▶ WORK TASK
Print the data below exactly as it appears.

▶ SUPPLIED INFORMATION
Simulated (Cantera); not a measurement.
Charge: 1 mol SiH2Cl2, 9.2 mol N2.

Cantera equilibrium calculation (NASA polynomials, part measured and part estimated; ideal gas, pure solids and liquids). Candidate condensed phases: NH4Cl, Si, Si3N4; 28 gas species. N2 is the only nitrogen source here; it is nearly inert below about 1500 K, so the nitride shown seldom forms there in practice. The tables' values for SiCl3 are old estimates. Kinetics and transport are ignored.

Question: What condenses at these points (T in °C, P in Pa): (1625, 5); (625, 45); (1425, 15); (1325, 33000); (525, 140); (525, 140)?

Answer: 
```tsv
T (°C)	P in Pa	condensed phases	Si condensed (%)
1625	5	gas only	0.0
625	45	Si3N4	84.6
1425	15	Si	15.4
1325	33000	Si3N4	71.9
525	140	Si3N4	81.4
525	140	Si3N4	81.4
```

▶ TASK OUTPUT
Simulated (Cantera); not a measurement.
Charge: 1 mol SiH2Cl2, 9.2 mol N2.

Cantera equilibrium calculation (NASA polynomials, part measured and part estimated; ideal gas, pure solids and liquids). Candidate condensed phases: NH4Cl, Si, Si3N4; 28 gas species. N2 is the only nitrogen source here; it is nearly inert below about 1500 K, so the nitride shown seldom forms there in practice. The tables' values for SiCl3 are old estimates. Kinetics and transport are ignored.

Question: What condenses at these points (T in °C, P in Pa): (1625, 5); (625, 45); (1425, 15); (1325, 33000); (525, 140); (525, 140)?

Answer: 
```tsv
T (°C)	P in Pa	condensed phases	Si condensed (%)
1625	5	gas only	0.0
625	45	Si3N4	84.6
1425	15	Si	15.4
1325	33000	Si3N4	71.9
525	140	Si3N4	81.4
525	140	Si3N4	81.4
```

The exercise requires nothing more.